→ Activity: Print the lines in the listing below that fall between the line with "A structure optimised" and the line with "What are its", those two lines included, exactly as they stand and with nothing else.

--

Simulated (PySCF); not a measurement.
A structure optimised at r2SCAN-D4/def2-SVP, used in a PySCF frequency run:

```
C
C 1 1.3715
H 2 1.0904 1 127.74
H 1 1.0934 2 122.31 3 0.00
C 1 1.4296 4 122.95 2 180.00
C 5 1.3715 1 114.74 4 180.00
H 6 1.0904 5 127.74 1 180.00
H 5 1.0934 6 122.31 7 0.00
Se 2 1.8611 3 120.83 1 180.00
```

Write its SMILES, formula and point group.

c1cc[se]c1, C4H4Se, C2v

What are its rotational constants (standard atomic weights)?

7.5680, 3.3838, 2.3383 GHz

--

→ Worked solution:
A structure optimised at r2SCAN-D4/def2-SVP, used in a PySCF frequency run:

```
C
C 1 1.3715
H 2 1.0904 1 127.74
H 1 1.0934 2 122.31 3 0.00
C 1 1.4296 4 122.95 2 180.00
C 5 1.3715 1 114.74 4 180.00
H 6 1.0904 5 127.74 1 180.00
H 5 1.0934 6 122.31 7 0.00
Se 2 1.8611 3 120.83 1 180.00
```

Write its SMILES, formula and point group.

c1cc[se]c1, C4H4Se, C2v

What are its rotational constants (standard atomic weights)?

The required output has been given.